Brief = A faithful copy of the whole listing is required, with nothing left out.

**** Data excerpts

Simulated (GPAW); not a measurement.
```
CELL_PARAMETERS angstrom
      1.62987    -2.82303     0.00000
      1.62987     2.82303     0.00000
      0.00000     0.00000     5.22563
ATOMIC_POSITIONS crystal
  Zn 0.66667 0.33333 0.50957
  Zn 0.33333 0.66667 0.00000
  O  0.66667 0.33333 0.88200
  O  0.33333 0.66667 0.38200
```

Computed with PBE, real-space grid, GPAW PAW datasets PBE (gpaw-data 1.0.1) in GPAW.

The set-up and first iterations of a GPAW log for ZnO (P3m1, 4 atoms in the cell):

********

Written response =
Simulated (GPAW); not a measurement.
```
CELL_PARAMETERS angstrom
      1.62987    -2.82303     0.00000
      1.62987     2.82303     0.00000
      0.00000     0.00000     5.22563
ATOMIC_POSITIONS crystal
  Zn 0.66667 0.33333 0.50957
  Zn 0.33333 0.66667 0.00000
  O  0.66667 0.33333 0.88200
  O  0.33333 0.66667 0.38200
```

Computed with PBE, real-space grid, GPAW PAW datasets PBE (gpaw-data 1.0.1) in GPAW.

The set-up and first iterations of a GPAW log for ZnO (P3m1, 4 atoms in the cell):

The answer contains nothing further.